(Data provided begins)
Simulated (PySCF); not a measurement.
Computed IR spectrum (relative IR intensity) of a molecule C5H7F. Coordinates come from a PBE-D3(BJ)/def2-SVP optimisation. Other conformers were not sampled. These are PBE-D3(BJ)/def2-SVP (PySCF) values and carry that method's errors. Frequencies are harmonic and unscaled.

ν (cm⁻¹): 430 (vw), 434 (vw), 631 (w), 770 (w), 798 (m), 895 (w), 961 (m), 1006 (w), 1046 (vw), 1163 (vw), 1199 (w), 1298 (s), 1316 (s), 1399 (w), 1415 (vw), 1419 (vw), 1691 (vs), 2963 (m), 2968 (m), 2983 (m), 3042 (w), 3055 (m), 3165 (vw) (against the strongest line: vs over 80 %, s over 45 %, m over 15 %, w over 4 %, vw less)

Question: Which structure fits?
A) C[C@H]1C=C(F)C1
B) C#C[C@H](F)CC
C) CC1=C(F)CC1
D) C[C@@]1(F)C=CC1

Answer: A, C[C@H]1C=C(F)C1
(Data provided ends)

Work task —
Every line from the start of the material above through the line that contains "D) C[C@@]1(F)C=CC1" must be written out exactly, with both ends included.

Problem solution —
Simulated (PySCF); not a measurement.
Computed IR spectrum (relative IR intensity) of a molecule C5H7F. Coordinates come from a PBE-D3(BJ)/def2-SVP optimisation. Other conformers were not sampled. These are PBE-D3(BJ)/def2-SVP (PySCF) values and carry that method's errors. Frequencies are harmonic and unscaled.

ν (cm⁻¹): 430 (vw), 434 (vw), 631 (w), 770 (w), 798 (m), 895 (w), 961 (m), 1006 (w), 1046 (vw), 1163 (vw), 1199 (w), 1298 (s), 1316 (s), 1399 (w), 1415 (vw), 1419 (vw), 1691 (vs), 2963 (m), 2968 (m), 2983 (m), 3042 (w), 3055 (m), 3165 (vw) (against the strongest line: vs over 80 %, s over 45 %, m over 15 %, w over 4 %, vw less)

Question: Which structure fits?
A) C[C@H]1C=C(F)C1
B) C#C[C@H](F)CC
C) CC1=C(F)CC1
D) C[C@@]1(F)C=CC1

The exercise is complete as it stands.